**Brief**
Each line from the beginning of the entries below through the line that includes "The RPA dielectric" must be returned exactly as given.

**Information given**
--- START ---

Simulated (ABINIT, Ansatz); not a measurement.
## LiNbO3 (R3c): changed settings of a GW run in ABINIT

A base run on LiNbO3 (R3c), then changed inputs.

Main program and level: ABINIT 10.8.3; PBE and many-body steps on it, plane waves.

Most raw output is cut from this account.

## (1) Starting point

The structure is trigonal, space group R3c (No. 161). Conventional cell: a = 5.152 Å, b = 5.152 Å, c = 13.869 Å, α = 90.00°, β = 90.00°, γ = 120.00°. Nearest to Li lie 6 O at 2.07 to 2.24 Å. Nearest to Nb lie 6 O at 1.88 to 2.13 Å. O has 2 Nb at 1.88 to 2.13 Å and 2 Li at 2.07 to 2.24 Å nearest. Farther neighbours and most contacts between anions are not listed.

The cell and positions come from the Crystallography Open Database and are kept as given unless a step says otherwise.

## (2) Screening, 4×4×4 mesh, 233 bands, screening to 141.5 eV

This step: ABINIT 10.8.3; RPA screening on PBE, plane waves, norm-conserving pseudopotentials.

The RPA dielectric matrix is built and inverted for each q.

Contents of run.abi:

--- END ---

**Answer box**
Simulated (ABINIT, Ansatz); not a measurement.
## LiNbO3 (R3c): changed settings of a GW run in ABINIT

A base run on LiNbO3 (R3c), then changed inputs.

Main program and level: ABINIT 10.8.3; PBE and many-body steps on it, plane waves.

Most raw output is cut from this account.

## (1) Starting point

The structure is trigonal, space group R3c (No. 161). Conventional cell: a = 5.152 Å, b = 5.152 Å, c = 13.869 Å, α = 90.00°, β = 90.00°, γ = 120.00°. Nearest to Li lie 6 O at 2.07 to 2.24 Å. Nearest to Nb lie 6 O at 1.88 to 2.13 Å. O has 2 Nb at 1.88 to 2.13 Å and 2 Li at 2.07 to 2.24 Å nearest. Farther neighbours and most contacts between anions are not listed.

The cell and positions come from the Crystallography Open Database and are kept as given unless a step says otherwise.

## (2) Screening, 4×4×4 mesh, 233 bands, screening to 141.5 eV

This step: ABINIT 10.8.3; RPA screening on PBE, plane waves, norm-conserving pseudopotentials.

The RPA dielectric matrix is built and inverted for each q.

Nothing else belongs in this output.